= DATA SECTION =
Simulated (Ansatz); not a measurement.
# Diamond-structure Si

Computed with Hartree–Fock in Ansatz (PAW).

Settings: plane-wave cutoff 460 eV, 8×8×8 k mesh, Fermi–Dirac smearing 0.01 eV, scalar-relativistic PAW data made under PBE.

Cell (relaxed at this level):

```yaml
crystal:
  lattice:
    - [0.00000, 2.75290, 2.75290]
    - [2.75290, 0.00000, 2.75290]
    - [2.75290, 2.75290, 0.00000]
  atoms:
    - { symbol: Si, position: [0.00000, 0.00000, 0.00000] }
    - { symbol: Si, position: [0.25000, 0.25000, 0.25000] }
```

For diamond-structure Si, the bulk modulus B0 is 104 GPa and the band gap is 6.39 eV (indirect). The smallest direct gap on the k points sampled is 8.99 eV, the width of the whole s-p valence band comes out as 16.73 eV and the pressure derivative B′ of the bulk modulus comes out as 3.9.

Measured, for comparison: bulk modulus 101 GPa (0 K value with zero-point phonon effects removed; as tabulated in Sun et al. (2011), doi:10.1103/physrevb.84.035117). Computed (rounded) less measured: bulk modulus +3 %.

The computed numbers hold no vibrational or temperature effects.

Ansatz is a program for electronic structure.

= WORK ITEM =
Reproduce the full set of entries above exactly, without dropping a line.

= TASK RESPONSE =
Simulated (Ansatz); not a measurement.
# Diamond-structure Si

Computed with Hartree–Fock in Ansatz (PAW).

Settings: plane-wave cutoff 460 eV, 8×8×8 k mesh, Fermi–Dirac smearing 0.01 eV, scalar-relativistic PAW data made under PBE.

Cell (relaxed at this level):

```yaml
crystal:
  lattice:
    - [0.00000, 2.75290, 2.75290]
    - [2.75290, 0.00000, 2.75290]
    - [2.75290, 2.75290, 0.00000]
  atoms:
    - { symbol: Si, position: [0.00000, 0.00000, 0.00000] }
    - { symbol: Si, position: [0.25000, 0.25000, 0.25000] }
```

For diamond-structure Si, the bulk modulus B0 is 104 GPa and the band gap is 6.39 eV (indirect). The smallest direct gap on the k points sampled is 8.99 eV, the width of the whole s-p valence band comes out as 16.73 eV and the pressure derivative B′ of the bulk modulus comes out as 3.9.

Measured, for comparison: bulk modulus 101 GPa (0 K value with zero-point phonon effects removed; as tabulated in Sun et al. (2011), doi:10.1103/physrevb.84.035117). Computed (rounded) less measured: bulk modulus +3 %.

The computed numbers hold no vibrational or temperature effects.

Ansatz is a program for electronic structure.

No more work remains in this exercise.